**Extracted information**

# # #

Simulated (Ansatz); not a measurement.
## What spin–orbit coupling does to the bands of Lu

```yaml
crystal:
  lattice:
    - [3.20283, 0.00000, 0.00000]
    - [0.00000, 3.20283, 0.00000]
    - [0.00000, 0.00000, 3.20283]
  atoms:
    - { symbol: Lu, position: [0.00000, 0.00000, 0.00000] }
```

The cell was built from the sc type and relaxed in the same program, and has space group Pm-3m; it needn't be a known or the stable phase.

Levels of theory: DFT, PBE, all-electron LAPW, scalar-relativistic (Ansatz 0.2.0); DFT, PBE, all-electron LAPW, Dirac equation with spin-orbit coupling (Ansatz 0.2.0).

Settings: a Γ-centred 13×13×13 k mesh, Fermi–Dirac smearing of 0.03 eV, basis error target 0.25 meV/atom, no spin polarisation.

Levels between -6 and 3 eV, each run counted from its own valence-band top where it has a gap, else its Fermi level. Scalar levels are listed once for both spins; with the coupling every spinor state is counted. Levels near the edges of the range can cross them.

# # #

**Brief**
Print the entries once more, character for character.

**Answer area**
Simulated (Ansatz); not a measurement.
## What spin–orbit coupling does to the bands of Lu

```yaml
crystal:
  lattice:
    - [3.20283, 0.00000, 0.00000]
    - [0.00000, 3.20283, 0.00000]
    - [0.00000, 0.00000, 3.20283]
  atoms:
    - { symbol: Lu, position: [0.00000, 0.00000, 0.00000] }
```

The cell was built from the sc type and relaxed in the same program, and has space group Pm-3m; it needn't be a known or the stable phase.

Levels of theory: DFT, PBE, all-electron LAPW, scalar-relativistic (Ansatz 0.2.0); DFT, PBE, all-electron LAPW, Dirac equation with spin-orbit coupling (Ansatz 0.2.0).

Settings: a Γ-centred 13×13×13 k mesh, Fermi–Dirac smearing of 0.03 eV, basis error target 0.25 meV/atom, no spin polarisation.

Levels between -6 and 3 eV, each run counted from its own valence-band top where it has a gap, else its Fermi level. Scalar levels are listed once for both spins; with the coupling every spinor state is counted. Levels near the edges of the range can cross them.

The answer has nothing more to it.